=== Begin Enclosure ===
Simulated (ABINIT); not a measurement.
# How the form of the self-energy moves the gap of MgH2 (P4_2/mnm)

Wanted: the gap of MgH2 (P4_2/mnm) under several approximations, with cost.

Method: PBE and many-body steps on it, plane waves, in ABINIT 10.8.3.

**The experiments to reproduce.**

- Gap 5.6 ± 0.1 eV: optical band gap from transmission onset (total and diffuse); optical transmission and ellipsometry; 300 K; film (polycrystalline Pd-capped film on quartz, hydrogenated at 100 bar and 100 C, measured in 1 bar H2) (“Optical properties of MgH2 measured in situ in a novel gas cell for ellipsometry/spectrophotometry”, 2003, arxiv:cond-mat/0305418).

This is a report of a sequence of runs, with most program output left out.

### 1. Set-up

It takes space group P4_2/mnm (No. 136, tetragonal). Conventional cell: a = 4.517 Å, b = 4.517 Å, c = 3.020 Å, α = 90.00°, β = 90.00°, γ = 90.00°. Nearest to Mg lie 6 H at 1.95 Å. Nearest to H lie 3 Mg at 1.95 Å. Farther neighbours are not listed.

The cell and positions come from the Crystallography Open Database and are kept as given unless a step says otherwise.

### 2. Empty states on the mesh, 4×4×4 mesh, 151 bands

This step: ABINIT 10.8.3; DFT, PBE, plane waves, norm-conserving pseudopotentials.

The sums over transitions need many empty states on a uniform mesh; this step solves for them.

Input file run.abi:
=== End Enclosure ===

## [Assigned task]
Beginning of the records through the line with "### 1. Set-up": return that span exactly and stop there.

## [Problem solution]
Simulated (ABINIT); not a measurement.
# How the form of the self-energy moves the gap of MgH2 (P4_2/mnm)

Wanted: the gap of MgH2 (P4_2/mnm) under several approximations, with cost.

Method: PBE and many-body steps on it, plane waves, in ABINIT 10.8.3.

**The experiments to reproduce.**

- Gap 5.6 ± 0.1 eV: optical band gap from transmission onset (total and diffuse); optical transmission and ellipsometry; 300 K; film (polycrystalline Pd-capped film on quartz, hydrogenated at 100 bar and 100 C, measured in 1 bar H2) (“Optical properties of MgH2 measured in situ in a novel gas cell for ellipsometry/spectrophotometry”, 2003, arxiv:cond-mat/0305418).

This is a report of a sequence of runs, with most program output left out.

### 1. Set-up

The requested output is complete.